- [Action item]:
The expected output is the first line of the data below and every line after it, up to and including the line containing "volume (Å³) |", each reproduced exactly.

Dataset excerpts section start

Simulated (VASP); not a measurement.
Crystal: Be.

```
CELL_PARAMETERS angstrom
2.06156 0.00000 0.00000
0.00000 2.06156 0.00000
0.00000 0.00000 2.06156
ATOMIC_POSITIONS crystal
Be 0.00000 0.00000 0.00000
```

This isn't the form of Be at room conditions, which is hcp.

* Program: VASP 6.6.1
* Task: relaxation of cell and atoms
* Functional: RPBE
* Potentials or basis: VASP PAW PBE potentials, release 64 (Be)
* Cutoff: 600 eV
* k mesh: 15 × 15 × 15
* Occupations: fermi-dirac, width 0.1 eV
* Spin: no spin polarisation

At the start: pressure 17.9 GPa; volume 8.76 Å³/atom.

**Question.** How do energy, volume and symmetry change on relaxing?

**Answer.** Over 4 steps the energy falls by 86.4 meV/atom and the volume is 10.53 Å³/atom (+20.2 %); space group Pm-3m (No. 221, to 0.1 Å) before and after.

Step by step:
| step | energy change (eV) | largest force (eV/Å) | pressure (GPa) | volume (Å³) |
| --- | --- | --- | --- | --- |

Dataset excerpts section end

- [Task response]:
Simulated (VASP); not a measurement.
Crystal: Be.

```
CELL_PARAMETERS angstrom
2.06156 0.00000 0.00000
0.00000 2.06156 0.00000
0.00000 0.00000 2.06156
ATOMIC_POSITIONS crystal
Be 0.00000 0.00000 0.00000
```

This isn't the form of Be at room conditions, which is hcp.

* Program: VASP 6.6.1
* Task: relaxation of cell and atoms
* Functional: RPBE
* Potentials or basis: VASP PAW PBE potentials, release 64 (Be)
* Cutoff: 600 eV
* k mesh: 15 × 15 × 15
* Occupations: fermi-dirac, width 0.1 eV
* Spin: no spin polarisation

At the start: pressure 17.9 GPa; volume 8.76 Å³/atom.

**Question.** How do energy, volume and symmetry change on relaxing?

**Answer.** Over 4 steps the energy falls by 86.4 meV/atom and the volume is 10.53 Å³/atom (+20.2 %); space group Pm-3m (No. 221, to 0.1 Å) before and after.

Step by step:
| step | energy change (eV) | largest force (eV/Å) | pressure (GPa) | volume (Å³) |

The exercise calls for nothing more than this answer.